——
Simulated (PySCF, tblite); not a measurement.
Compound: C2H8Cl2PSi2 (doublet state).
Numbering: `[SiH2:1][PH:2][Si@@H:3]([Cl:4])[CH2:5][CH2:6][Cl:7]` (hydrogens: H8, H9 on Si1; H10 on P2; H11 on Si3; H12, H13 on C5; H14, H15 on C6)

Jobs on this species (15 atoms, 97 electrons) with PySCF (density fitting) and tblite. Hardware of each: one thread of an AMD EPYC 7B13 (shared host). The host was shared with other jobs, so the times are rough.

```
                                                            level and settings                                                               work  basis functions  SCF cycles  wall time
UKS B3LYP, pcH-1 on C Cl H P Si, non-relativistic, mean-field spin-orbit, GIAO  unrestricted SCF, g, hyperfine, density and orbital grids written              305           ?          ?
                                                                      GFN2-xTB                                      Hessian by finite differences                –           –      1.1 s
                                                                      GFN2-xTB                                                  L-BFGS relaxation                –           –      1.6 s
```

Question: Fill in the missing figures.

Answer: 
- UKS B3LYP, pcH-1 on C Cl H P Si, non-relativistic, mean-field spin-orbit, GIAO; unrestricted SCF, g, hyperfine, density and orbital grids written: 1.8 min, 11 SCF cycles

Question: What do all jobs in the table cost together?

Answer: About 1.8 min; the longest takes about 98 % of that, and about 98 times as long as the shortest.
——

Having output the line that contains "Question: What do", stop. Every line before it, back to the first line of the data, must be reproduced exactly.

Simulated (PySCF, tblite); not a measurement.
Compound: C2H8Cl2PSi2 (doublet state).
Numbering: `[SiH2:1][PH:2][Si@@H:3]([Cl:4])[CH2:5][CH2:6][Cl:7]` (hydrogens: H8, H9 on Si1; H10 on P2; H11 on Si3; H12, H13 on C5; H14, H15 on C6)

Jobs on this species (15 atoms, 97 electrons) with PySCF (density fitting) and tblite. Hardware of each: one thread of an AMD EPYC 7B13 (shared host). The host was shared with other jobs, so the times are rough.

```
                                                            level and settings                                                               work  basis functions  SCF cycles  wall time
UKS B3LYP, pcH-1 on C Cl H P Si, non-relativistic, mean-field spin-orbit, GIAO  unrestricted SCF, g, hyperfine, density and orbital grids written              305           ?          ?
                                                                      GFN2-xTB                                      Hessian by finite differences                –           –      1.1 s
                                                                      GFN2-xTB                                                  L-BFGS relaxation                –           –      1.6 s
```

Question: Fill in the missing figures.

Answer: 
- UKS B3LYP, pcH-1 on C Cl H P Si, non-relativistic, mean-field spin-orbit, GIAO; unrestricted SCF, g, hyperfine, density and orbital grids written: 1.8 min, 11 SCF cycles

Question: What do all jobs in the table cost together?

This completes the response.